- _Work order_
The answer should consist of all the entries, repeated word for word.

*** Begin section ***

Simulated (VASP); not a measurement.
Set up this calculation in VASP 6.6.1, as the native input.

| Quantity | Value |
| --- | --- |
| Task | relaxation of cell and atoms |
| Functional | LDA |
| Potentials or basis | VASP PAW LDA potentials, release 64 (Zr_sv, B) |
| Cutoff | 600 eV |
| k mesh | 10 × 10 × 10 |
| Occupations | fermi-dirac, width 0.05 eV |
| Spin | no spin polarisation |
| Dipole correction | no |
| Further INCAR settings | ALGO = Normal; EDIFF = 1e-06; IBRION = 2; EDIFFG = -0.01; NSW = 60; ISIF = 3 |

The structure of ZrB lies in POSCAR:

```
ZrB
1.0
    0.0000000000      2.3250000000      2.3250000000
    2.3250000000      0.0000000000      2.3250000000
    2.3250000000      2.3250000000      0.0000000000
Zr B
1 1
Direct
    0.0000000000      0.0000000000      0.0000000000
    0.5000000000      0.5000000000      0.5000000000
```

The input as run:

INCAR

*** End section ***

- _Your response_
Simulated (VASP); not a measurement.
Set up this calculation in VASP 6.6.1, as the native input.

| Quantity | Value |
| --- | --- |
| Task | relaxation of cell and atoms |
| Functional | LDA |
| Potentials or basis | VASP PAW LDA potentials, release 64 (Zr_sv, B) |
| Cutoff | 600 eV |
| k mesh | 10 × 10 × 10 |
| Occupations | fermi-dirac, width 0.05 eV |
| Spin | no spin polarisation |
| Dipole correction | no |
| Further INCAR settings | ALGO = Normal; EDIFF = 1e-06; IBRION = 2; EDIFFG = -0.01; NSW = 60; ISIF = 3 |

The structure of ZrB lies in POSCAR:

```
ZrB
1.0
    0.0000000000      2.3250000000      2.3250000000
    2.3250000000      0.0000000000      2.3250000000
    2.3250000000      2.3250000000      0.0000000000
Zr B
1 1
Direct
    0.0000000000      0.0000000000      0.0000000000
    0.5000000000      0.5000000000      0.5000000000
```

The input as run:

INCAR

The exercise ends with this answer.